**REQUIRED ACTION:** Going from the top of the data below, give again each line through the one containing "waves, PAW |", both ends kept.

**DATASET CONTENT:**
________________________________________

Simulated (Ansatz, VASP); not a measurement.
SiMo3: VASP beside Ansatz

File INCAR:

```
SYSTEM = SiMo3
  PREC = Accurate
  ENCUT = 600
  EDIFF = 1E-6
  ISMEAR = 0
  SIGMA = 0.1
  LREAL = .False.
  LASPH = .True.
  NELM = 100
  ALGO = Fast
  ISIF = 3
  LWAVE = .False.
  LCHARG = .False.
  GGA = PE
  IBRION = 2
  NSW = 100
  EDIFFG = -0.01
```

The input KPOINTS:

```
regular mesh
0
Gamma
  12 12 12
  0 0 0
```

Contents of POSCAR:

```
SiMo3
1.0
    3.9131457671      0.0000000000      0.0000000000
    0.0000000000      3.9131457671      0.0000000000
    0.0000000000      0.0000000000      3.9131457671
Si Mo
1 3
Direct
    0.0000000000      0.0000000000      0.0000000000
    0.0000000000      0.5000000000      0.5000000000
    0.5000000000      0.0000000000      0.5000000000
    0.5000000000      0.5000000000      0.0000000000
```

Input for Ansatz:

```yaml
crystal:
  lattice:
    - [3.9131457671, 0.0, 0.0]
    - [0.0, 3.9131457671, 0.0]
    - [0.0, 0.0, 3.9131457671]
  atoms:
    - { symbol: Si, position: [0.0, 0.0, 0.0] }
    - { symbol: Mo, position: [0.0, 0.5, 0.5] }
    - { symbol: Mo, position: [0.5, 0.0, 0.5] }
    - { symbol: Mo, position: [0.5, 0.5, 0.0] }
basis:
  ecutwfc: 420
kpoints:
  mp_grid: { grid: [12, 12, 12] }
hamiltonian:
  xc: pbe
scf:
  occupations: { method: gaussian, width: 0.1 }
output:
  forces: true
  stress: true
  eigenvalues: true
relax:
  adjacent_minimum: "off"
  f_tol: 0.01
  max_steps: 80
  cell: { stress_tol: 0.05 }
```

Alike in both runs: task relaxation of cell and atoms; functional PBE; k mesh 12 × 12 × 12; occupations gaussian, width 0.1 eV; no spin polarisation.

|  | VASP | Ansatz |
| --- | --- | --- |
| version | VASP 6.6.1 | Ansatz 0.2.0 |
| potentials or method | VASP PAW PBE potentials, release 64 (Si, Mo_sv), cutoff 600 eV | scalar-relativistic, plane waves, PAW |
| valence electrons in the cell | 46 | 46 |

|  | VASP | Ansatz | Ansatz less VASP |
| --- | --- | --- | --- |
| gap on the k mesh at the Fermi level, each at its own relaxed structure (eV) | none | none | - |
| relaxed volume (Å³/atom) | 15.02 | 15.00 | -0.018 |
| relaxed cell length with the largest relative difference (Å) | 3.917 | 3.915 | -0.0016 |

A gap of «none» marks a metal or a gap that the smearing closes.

________________________________________

**RESULT:**
Simulated (Ansatz, VASP); not a measurement.
SiMo3: VASP beside Ansatz

File INCAR:

```
SYSTEM = SiMo3
  PREC = Accurate
  ENCUT = 600
  EDIFF = 1E-6
  ISMEAR = 0
  SIGMA = 0.1
  LREAL = .False.
  LASPH = .True.
  NELM = 100
  ALGO = Fast
  ISIF = 3
  LWAVE = .False.
  LCHARG = .False.
  GGA = PE
  IBRION = 2
  NSW = 100
  EDIFFG = -0.01
```

The input KPOINTS:

```
regular mesh
0
Gamma
  12 12 12
  0 0 0
```

Contents of POSCAR:

```
SiMo3
1.0
    3.9131457671      0.0000000000      0.0000000000
    0.0000000000      3.9131457671      0.0000000000
    0.0000000000      0.0000000000      3.9131457671
Si Mo
1 3
Direct
    0.0000000000      0.0000000000      0.0000000000
    0.0000000000      0.5000000000      0.5000000000
    0.5000000000      0.0000000000      0.5000000000
    0.5000000000      0.5000000000      0.0000000000
```

Input for Ansatz:

```yaml
crystal:
  lattice:
    - [3.9131457671, 0.0, 0.0]
    - [0.0, 3.9131457671, 0.0]
    - [0.0, 0.0, 3.9131457671]
  atoms:
    - { symbol: Si, position: [0.0, 0.0, 0.0] }
    - { symbol: Mo, position: [0.0, 0.5, 0.5] }
    - { symbol: Mo, position: [0.5, 0.0, 0.5] }
    - { symbol: Mo, position: [0.5, 0.5, 0.0] }
basis:
  ecutwfc: 420
kpoints:
  mp_grid: { grid: [12, 12, 12] }
hamiltonian:
  xc: pbe
scf:
  occupations: { method: gaussian, width: 0.1 }
output:
  forces: true
  stress: true
  eigenvalues: true
relax:
  adjacent_minimum: "off"
  f_tol: 0.01
  max_steps: 80
  cell: { stress_tol: 0.05 }
```

Alike in both runs: task relaxation of cell and atoms; functional PBE; k mesh 12 × 12 × 12; occupations gaussian, width 0.1 eV; no spin polarisation.

|  | VASP | Ansatz |
| --- | --- | --- |
| version | VASP 6.6.1 | Ansatz 0.2.0 |
| potentials or method | VASP PAW PBE potentials, release 64 (Si, Mo_sv), cutoff 600 eV | scalar-relativistic, plane waves, PAW |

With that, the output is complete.